**Work task**
Once the line containing "All values are" has been copied, stop; copy every line before it exactly, beginning with the first line of the material below.

**Source material**
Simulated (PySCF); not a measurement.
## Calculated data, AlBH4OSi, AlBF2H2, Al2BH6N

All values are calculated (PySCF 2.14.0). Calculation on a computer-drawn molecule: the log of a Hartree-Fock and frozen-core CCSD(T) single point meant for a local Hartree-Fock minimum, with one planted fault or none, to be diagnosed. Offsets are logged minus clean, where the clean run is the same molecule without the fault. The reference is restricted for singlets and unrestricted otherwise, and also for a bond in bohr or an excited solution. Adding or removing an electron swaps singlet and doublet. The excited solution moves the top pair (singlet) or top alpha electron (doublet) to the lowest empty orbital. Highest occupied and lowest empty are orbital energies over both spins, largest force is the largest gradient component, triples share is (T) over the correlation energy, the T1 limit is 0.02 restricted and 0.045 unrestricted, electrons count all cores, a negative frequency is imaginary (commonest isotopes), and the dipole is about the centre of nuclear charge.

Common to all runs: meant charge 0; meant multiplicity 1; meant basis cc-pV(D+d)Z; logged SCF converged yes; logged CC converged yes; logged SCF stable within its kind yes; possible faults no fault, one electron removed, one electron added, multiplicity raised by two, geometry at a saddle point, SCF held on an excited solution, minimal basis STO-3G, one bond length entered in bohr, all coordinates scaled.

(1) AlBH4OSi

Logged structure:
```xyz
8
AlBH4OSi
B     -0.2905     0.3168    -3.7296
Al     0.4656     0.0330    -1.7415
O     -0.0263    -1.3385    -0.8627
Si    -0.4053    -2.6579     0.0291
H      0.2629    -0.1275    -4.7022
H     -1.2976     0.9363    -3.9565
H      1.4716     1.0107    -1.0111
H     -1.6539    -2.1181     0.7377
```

**Task response**
Simulated (PySCF); not a measurement.
## Calculated data, AlBH4OSi, AlBF2H2, Al2BH6N

All values are calculated (PySCF 2.14.0). Calculation on a computer-drawn molecule: the log of a Hartree-Fock and frozen-core CCSD(T) single point meant for a local Hartree-Fock minimum, with one planted fault or none, to be diagnosed. Offsets are logged minus clean, where the clean run is the same molecule without the fault. The reference is restricted for singlets and unrestricted otherwise, and also for a bond in bohr or an excited solution. Adding or removing an electron swaps singlet and doublet. The excited solution moves the top pair (singlet) or top alpha electron (doublet) to the lowest empty orbital. Highest occupied and lowest empty are orbital energies over both spins, largest force is the largest gradient component, triples share is (T) over the correlation energy, the T1 limit is 0.02 restricted and 0.045 unrestricted, electrons count all cores, a negative frequency is imaginary (commonest isotopes), and the dipole is about the centre of nuclear charge.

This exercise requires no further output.